((
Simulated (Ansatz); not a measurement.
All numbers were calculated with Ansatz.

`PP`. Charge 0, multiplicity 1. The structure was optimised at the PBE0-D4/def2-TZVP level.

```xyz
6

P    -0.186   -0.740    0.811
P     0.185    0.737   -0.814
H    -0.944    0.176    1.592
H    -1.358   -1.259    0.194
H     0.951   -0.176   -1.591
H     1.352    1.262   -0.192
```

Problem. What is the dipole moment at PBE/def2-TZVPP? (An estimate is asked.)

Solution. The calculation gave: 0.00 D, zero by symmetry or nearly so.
))

* Required action *
Word for word, write out all of the data above.

* Response area *
Simulated (Ansatz); not a measurement.
All numbers were calculated with Ansatz.

`PP`. Charge 0, multiplicity 1. The structure was optimised at the PBE0-D4/def2-TZVP level.

```xyz
6

P    -0.186   -0.740    0.811
P     0.185    0.737   -0.814
H    -0.944    0.176    1.592
H    -1.358   -1.259    0.194
H     0.951   -0.176   -1.591
H     1.352    1.262   -0.192
```

Problem. What is the dipole moment at PBE/def2-TZVPP? (An estimate is asked.)

Solution. The calculation gave: 0.00 D, zero by symmetry or nearly so.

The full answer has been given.